REQUIREMENT
Stop after the line that contains "This cell differs"; until then, restate each line of the entries word for word from the very first.

PROVIDED RECORDS
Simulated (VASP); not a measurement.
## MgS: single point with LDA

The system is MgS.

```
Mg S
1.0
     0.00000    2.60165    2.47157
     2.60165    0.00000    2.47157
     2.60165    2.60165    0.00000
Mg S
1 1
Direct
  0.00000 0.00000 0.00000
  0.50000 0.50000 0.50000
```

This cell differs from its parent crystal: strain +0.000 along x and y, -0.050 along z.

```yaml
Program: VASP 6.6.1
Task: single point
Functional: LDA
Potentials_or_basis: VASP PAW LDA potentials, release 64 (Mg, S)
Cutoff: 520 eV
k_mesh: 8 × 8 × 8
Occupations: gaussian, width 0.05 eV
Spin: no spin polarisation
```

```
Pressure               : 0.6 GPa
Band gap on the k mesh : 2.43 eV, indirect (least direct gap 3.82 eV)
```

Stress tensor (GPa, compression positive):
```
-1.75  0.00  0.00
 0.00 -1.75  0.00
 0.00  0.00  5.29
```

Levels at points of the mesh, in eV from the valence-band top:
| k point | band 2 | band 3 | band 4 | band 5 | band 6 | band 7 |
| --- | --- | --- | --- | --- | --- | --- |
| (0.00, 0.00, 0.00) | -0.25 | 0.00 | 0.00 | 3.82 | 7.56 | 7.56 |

TASK OUTPUT
Simulated (VASP); not a measurement.
## MgS: single point with LDA

The system is MgS.

```
Mg S
1.0
     0.00000    2.60165    2.47157
     2.60165    0.00000    2.47157
     2.60165    2.60165    0.00000
Mg S
1 1
Direct
  0.00000 0.00000 0.00000
  0.50000 0.50000 0.50000
```

This cell differs from its parent crystal: strain +0.000 along x and y, -0.050 along z.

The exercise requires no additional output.